### Dataset extract:
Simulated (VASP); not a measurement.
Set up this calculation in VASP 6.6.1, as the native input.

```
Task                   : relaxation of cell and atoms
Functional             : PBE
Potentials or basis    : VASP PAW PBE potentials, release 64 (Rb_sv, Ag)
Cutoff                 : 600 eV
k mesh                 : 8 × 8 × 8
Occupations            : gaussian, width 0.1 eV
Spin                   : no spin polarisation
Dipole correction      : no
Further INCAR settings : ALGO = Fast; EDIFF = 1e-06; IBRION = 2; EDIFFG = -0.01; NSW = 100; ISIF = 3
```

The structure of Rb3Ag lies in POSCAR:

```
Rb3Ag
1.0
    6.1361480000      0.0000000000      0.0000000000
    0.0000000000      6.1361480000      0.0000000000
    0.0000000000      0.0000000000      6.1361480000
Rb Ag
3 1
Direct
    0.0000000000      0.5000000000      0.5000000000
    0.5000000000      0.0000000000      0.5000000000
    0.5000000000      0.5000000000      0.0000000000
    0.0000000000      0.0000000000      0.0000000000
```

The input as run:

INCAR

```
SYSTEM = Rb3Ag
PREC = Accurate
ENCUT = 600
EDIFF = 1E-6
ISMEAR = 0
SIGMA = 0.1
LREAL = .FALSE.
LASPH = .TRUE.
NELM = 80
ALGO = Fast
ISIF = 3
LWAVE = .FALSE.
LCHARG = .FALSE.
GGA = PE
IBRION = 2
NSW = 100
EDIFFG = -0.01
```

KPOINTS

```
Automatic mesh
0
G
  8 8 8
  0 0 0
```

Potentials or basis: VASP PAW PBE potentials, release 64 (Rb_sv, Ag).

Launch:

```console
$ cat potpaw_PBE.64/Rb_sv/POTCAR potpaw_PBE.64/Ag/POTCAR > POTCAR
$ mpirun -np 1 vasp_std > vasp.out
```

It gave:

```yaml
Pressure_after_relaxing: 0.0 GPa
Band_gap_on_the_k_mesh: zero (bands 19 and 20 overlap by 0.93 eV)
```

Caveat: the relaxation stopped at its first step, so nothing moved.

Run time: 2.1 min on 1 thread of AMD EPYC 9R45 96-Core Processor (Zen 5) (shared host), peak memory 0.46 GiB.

### Work request:
In restating the data, begin at its first line, reproduce each line word for word, and conclude with the line that contains "Caveat: the relaxation".

### Answer area:
Simulated (VASP); not a measurement.
Set up this calculation in VASP 6.6.1, as the native input.

```
Task                   : relaxation of cell and atoms
Functional             : PBE
Potentials or basis    : VASP PAW PBE potentials, release 64 (Rb_sv, Ag)
Cutoff                 : 600 eV
k mesh                 : 8 × 8 × 8
Occupations            : gaussian, width 0.1 eV
Spin                   : no spin polarisation
Dipole correction      : no
Further INCAR settings : ALGO = Fast; EDIFF = 1e-06; IBRION = 2; EDIFFG = -0.01; NSW = 100; ISIF = 3
```

The structure of Rb3Ag lies in POSCAR:

```
Rb3Ag
1.0
    6.1361480000      0.0000000000      0.0000000000
    0.0000000000      6.1361480000      0.0000000000
    0.0000000000      0.0000000000      6.1361480000
Rb Ag
3 1
Direct
    0.0000000000      0.5000000000      0.5000000000
    0.5000000000      0.0000000000      0.5000000000
    0.5000000000      0.5000000000      0.0000000000
    0.0000000000      0.0000000000      0.0000000000
```

The input as run:

INCAR

```
SYSTEM = Rb3Ag
PREC = Accurate
ENCUT = 600
EDIFF = 1E-6
ISMEAR = 0
SIGMA = 0.1
LREAL = .FALSE.
LASPH = .TRUE.
NELM = 80
ALGO = Fast
ISIF = 3
LWAVE = .FALSE.
LCHARG = .FALSE.
GGA = PE
IBRION = 2
NSW = 100
EDIFFG = -0.01
```

KPOINTS

```
Automatic mesh
0
G
  8 8 8
  0 0 0
```

Potentials or basis: VASP PAW PBE potentials, release 64 (Rb_sv, Ag).

Launch:

```console
$ cat potpaw_PBE.64/Rb_sv/POTCAR potpaw_PBE.64/Ag/POTCAR > POTCAR
$ mpirun -np 1 vasp_std > vasp.out
```

It gave:

```yaml
Pressure_after_relaxing: 0.0 GPa
Band_gap_on_the_k_mesh: zero (bands 19 and 20 overlap by 0.93 eV)
```

Caveat: the relaxation stopped at its first step, so nothing moved.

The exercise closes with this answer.